ASSIGNMENT -
Repeat all of the material exactly, with no line missing.

Start of ENTRIES SHOWN

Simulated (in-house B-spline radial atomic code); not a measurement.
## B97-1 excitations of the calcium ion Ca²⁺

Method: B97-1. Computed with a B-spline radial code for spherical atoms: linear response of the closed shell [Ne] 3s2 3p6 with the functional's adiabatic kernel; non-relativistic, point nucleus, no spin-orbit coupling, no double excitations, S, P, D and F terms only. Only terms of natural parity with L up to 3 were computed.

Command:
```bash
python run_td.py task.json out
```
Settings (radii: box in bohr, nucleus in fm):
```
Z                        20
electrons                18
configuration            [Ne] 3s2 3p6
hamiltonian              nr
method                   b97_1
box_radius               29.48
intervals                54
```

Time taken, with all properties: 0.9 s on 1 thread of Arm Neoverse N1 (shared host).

End of ENTRIES SHOWN

WRITTEN SOLUTION -
Simulated (in-house B-spline radial atomic code); not a measurement.
## B97-1 excitations of the calcium ion Ca²⁺

Method: B97-1. Computed with a B-spline radial code for spherical atoms: linear response of the closed shell [Ne] 3s2 3p6 with the functional's adiabatic kernel; non-relativistic, point nucleus, no spin-orbit coupling, no double excitations, S, P, D and F terms only. Only terms of natural parity with L up to 3 were computed.

Command:
```bash
python run_td.py task.json out
```
Settings (radii: box in bohr, nucleus in fm):
```
Z                        20
electrons                18
configuration            [Ne] 3s2 3p6
hamiltonian              nr
method                   b97_1
box_radius               29.48
intervals                54
```

Time taken, with all properties: 0.9 s on 1 thread of Arm Neoverse N1 (shared host).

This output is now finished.